**Work item**
For the entries that follow, restate word for word the line containing "C) [Zr(Cl)(OH)3]", the line containing "D) [Zr(Cl)2(OH)2]", and every line that lies between them.

Start of Extracted records

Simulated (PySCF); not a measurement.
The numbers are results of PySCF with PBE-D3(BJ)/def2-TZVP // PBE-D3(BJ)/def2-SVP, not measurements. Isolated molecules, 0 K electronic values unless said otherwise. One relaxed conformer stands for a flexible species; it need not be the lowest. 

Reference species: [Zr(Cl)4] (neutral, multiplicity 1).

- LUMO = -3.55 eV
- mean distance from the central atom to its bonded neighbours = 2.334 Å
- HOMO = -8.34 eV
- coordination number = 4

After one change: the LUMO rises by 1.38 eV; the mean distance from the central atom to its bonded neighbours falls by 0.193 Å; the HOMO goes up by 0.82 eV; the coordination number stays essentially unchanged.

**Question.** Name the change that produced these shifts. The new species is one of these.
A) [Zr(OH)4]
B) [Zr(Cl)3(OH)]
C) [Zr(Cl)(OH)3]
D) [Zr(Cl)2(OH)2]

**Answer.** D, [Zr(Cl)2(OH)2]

End of Extracted records

**Expected answer**
C) [Zr(Cl)(OH)3]
D) [Zr(Cl)2(OH)2]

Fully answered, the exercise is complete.